§ **Work item**
Return all the data, word for word.

§ **Entries shown**
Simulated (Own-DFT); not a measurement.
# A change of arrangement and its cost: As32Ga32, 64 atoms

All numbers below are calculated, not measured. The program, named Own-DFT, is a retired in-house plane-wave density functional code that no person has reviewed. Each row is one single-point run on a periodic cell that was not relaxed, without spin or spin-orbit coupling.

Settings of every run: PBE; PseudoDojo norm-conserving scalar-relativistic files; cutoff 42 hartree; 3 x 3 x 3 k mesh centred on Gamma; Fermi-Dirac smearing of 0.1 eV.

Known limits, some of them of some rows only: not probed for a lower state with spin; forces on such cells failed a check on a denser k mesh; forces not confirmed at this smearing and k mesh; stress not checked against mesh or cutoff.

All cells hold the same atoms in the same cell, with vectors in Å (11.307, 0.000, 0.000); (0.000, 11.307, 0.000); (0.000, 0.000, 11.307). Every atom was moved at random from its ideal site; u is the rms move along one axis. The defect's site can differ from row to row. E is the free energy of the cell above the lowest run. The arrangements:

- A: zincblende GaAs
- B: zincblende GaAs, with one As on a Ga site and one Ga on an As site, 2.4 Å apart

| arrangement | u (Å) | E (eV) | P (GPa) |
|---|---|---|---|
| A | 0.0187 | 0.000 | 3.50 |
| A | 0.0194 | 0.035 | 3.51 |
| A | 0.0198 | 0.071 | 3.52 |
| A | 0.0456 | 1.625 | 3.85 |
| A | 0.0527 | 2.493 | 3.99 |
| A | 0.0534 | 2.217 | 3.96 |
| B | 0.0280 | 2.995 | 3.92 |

§ **Written solution**
Simulated (Own-DFT); not a measurement.
# A change of arrangement and its cost: As32Ga32, 64 atoms

All numbers below are calculated, not measured. The program, named Own-DFT, is a retired in-house plane-wave density functional code that no person has reviewed. Each row is one single-point run on a periodic cell that was not relaxed, without spin or spin-orbit coupling.

Settings of every run: PBE; PseudoDojo norm-conserving scalar-relativistic files; cutoff 42 hartree; 3 x 3 x 3 k mesh centred on Gamma; Fermi-Dirac smearing of 0.1 eV.

Known limits, some of them of some rows only: not probed for a lower state with spin; forces on such cells failed a check on a denser k mesh; forces not confirmed at this smearing and k mesh; stress not checked against mesh or cutoff.

All cells hold the same atoms in the same cell, with vectors in Å (11.307, 0.000, 0.000); (0.000, 11.307, 0.000); (0.000, 0.000, 11.307). Every atom was moved at random from its ideal site; u is the rms move along one axis. The defect's site can differ from row to row. E is the free energy of the cell above the lowest run. The arrangements:

- A: zincblende GaAs
- B: zincblende GaAs, with one As on a Ga site and one Ga on an As site, 2.4 Å apart

| arrangement | u (Å) | E (eV) | P (GPa) |
|---|---|---|---|
| A | 0.0187 | 0.000 | 3.50 |
| A | 0.0194 | 0.035 | 3.51 |
| A | 0.0198 | 0.071 | 3.52 |
| A | 0.0456 | 1.625 | 3.85 |
| A | 0.0527 | 2.493 | 3.99 |
| A | 0.0534 | 2.217 | 3.96 |
| B | 0.0280 | 2.995 | 3.92 |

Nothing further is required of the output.